START Raw data
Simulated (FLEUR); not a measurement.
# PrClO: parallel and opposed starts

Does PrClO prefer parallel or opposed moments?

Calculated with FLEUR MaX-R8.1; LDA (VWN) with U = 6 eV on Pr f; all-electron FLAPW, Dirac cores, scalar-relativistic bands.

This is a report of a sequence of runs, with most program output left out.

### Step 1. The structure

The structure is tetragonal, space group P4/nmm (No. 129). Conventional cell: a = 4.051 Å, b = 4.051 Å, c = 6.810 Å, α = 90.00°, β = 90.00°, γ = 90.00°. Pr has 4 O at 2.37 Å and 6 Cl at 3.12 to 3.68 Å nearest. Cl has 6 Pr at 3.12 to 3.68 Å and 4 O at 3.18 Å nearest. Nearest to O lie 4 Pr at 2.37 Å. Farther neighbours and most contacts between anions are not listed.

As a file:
END Raw data

Give back, word for word, only the lines above from the line holding "This is a report" to the line holding "The structure is", both included.

**Exercise result**
This is a report of a sequence of runs, with most program output left out.

### Step 1. The structure

The structure is tetragonal, space group P4/nmm (No. 129). Conventional cell: a = 4.051 Å, b = 4.051 Å, c = 6.810 Å, α = 90.00°, β = 90.00°, γ = 90.00°. Pr has 4 O at 2.37 Å and 6 Cl at 3.12 to 3.68 Å nearest. Cl has 6 Pr at 3.12 to 3.68 Å and 4 O at 3.18 Å nearest. Nearest to O lie 4 Pr at 2.37 Å. Farther neighbours and most contacts between anions are not listed.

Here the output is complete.